★ ★ ★
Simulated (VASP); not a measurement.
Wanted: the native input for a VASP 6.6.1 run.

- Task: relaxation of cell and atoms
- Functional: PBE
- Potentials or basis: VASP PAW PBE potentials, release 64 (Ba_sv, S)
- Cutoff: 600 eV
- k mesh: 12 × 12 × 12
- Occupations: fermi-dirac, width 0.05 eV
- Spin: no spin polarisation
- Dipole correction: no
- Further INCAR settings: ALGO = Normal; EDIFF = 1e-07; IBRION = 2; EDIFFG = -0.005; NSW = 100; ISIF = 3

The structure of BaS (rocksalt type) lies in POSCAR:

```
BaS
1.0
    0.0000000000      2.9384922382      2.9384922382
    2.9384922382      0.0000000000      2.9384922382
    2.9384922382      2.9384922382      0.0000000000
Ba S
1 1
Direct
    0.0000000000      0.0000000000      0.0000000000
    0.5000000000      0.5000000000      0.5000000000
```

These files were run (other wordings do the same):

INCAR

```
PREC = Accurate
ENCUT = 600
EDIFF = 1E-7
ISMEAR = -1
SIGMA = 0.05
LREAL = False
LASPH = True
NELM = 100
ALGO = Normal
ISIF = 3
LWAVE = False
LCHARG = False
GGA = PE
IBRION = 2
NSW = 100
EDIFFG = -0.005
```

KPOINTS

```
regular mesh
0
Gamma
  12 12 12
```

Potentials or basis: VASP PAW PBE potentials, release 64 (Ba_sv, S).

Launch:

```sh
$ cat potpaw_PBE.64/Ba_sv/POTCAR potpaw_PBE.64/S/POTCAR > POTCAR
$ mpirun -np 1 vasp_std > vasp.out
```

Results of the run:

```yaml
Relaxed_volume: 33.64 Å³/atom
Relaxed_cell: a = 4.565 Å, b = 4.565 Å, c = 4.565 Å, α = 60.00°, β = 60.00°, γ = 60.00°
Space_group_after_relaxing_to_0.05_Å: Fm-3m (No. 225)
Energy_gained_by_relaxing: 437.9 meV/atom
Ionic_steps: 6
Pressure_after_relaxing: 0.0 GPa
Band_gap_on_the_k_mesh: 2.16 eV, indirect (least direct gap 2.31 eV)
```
★ ★ ★

Activity: Print the material above verbatim, first line through the line containing "- Dipole correction: no", both included.

Exercise output:
Simulated (VASP); not a measurement.
Wanted: the native input for a VASP 6.6.1 run.

- Task: relaxation of cell and atoms
- Functional: PBE
- Potentials or basis: VASP PAW PBE potentials, release 64 (Ba_sv, S)
- Cutoff: 600 eV
- k mesh: 12 × 12 × 12
- Occupations: fermi-dirac, width 0.05 eV
- Spin: no spin polarisation
- Dipole correction: no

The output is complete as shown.